* **SUPPLIED ENTRIES**:
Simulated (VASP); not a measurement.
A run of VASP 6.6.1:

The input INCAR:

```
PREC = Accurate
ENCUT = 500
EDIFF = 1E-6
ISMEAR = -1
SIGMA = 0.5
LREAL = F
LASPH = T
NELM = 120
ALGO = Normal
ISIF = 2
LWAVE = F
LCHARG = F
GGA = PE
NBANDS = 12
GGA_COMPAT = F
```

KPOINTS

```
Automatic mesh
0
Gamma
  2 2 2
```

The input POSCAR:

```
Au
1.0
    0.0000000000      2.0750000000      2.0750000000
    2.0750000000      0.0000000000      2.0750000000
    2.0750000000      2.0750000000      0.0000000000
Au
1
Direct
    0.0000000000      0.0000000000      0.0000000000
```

* **WORK ORDER**: All of the data above must be repeated exactly.

* **RESPONSE BOX**:
Simulated (VASP); not a measurement.
A run of VASP 6.6.1:

The input INCAR:

```
PREC = Accurate
ENCUT = 500
EDIFF = 1E-6
ISMEAR = -1
SIGMA = 0.5
LREAL = F
LASPH = T
NELM = 120
ALGO = Normal
ISIF = 2
LWAVE = F
LCHARG = F
GGA = PE
NBANDS = 12
GGA_COMPAT = F
```

KPOINTS

```
Automatic mesh
0
Gamma
  2 2 2
```

The input POSCAR:

```
Au
1.0
    0.0000000000      2.0750000000      2.0750000000
    2.0750000000      0.0000000000      2.0750000000
    2.0750000000      2.0750000000      0.0000000000
Au
1
Direct
    0.0000000000      0.0000000000      0.0000000000
```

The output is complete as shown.